◆ Dataset ◆

•••

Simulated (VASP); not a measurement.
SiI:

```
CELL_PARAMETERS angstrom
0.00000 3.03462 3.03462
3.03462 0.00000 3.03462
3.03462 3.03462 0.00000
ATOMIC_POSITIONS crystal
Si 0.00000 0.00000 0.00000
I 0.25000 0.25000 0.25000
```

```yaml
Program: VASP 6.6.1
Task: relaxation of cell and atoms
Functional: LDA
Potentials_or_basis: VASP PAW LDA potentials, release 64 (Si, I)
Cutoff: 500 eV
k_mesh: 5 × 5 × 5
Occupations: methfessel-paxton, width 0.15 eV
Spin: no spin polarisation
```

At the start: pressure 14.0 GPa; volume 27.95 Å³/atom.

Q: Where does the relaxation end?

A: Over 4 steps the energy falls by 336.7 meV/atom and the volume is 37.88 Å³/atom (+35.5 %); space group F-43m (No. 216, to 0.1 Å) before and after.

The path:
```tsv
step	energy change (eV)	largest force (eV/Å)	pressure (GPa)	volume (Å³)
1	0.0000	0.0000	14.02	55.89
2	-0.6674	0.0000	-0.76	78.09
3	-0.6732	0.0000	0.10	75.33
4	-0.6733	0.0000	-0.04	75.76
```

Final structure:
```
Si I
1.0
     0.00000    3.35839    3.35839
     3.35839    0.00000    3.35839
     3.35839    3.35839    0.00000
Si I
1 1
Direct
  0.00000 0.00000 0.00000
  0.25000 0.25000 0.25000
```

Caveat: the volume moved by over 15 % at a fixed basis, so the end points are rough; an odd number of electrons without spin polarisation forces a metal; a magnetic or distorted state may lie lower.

•••

◆ Assignment ◆
Retype the entire listing without altering anything.

◆ Response area ◆
Simulated (VASP); not a measurement.
SiI:

```
CELL_PARAMETERS angstrom
0.00000 3.03462 3.03462
3.03462 0.00000 3.03462
3.03462 3.03462 0.00000
ATOMIC_POSITIONS crystal
Si 0.00000 0.00000 0.00000
I 0.25000 0.25000 0.25000
```

```yaml
Program: VASP 6.6.1
Task: relaxation of cell and atoms
Functional: LDA
Potentials_or_basis: VASP PAW LDA potentials, release 64 (Si, I)
Cutoff: 500 eV
k_mesh: 5 × 5 × 5
Occupations: methfessel-paxton, width 0.15 eV
Spin: no spin polarisation
```

At the start: pressure 14.0 GPa; volume 27.95 Å³/atom.

Q: Where does the relaxation end?

A: Over 4 steps the energy falls by 336.7 meV/atom and the volume is 37.88 Å³/atom (+35.5 %); space group F-43m (No. 216, to 0.1 Å) before and after.

The path:
```tsv
step	energy change (eV)	largest force (eV/Å)	pressure (GPa)	volume (Å³)
1	0.0000	0.0000	14.02	55.89
2	-0.6674	0.0000	-0.76	78.09
3	-0.6732	0.0000	0.10	75.33
4	-0.6733	0.0000	-0.04	75.76
```

Final structure:
```
Si I
1.0
     0.00000    3.35839    3.35839
     3.35839    0.00000    3.35839
     3.35839    3.35839    0.00000
Si I
1 1
Direct
  0.00000 0.00000 0.00000
  0.25000 0.25000 0.25000
```

Caveat: the volume moved by over 15 % at a fixed basis, so the end points are rough; an odd number of electrons without spin polarisation forces a metal; a magnetic or distorted state may lie lower.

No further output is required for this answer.